Task item: From the first line of the data below, repeat each line exactly until you reach the line with "Processor: Arm Neoverse"; include that line too.

________________

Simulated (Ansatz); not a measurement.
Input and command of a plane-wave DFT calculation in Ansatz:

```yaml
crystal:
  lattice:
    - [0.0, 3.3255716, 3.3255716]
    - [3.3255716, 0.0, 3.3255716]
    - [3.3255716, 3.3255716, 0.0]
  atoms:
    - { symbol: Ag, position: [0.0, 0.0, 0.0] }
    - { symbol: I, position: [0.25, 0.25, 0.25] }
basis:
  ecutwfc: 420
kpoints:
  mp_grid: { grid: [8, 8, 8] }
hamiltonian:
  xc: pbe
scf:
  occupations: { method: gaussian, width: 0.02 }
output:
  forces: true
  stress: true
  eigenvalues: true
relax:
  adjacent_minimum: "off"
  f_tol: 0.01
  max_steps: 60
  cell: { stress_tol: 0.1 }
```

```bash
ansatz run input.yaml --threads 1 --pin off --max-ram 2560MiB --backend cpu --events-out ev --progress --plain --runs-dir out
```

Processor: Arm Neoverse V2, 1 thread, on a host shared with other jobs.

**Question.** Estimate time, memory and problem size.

________________

Task result:
Simulated (Ansatz); not a measurement.
Input and command of a plane-wave DFT calculation in Ansatz:

```yaml
crystal:
  lattice:
    - [0.0, 3.3255716, 3.3255716]
    - [3.3255716, 0.0, 3.3255716]
    - [3.3255716, 3.3255716, 0.0]
  atoms:
    - { symbol: Ag, position: [0.0, 0.0, 0.0] }
    - { symbol: I, position: [0.25, 0.25, 0.25] }
basis:
  ecutwfc: 420
kpoints:
  mp_grid: { grid: [8, 8, 8] }
hamiltonian:
  xc: pbe
scf:
  occupations: { method: gaussian, width: 0.02 }
output:
  forces: true
  stress: true
  eigenvalues: true
relax:
  adjacent_minimum: "off"
  f_tol: 0.01
  max_steps: 60
  cell: { stress_tol: 0.1 }
```

```bash
ansatz run input.yaml --threads 1 --pin off --max-ram 2560MiB --backend cpu --events-out ev --progress --plain --runs-dir out
```

Processor: Arm Neoverse V2, 1 thread, on a host shared with other jobs.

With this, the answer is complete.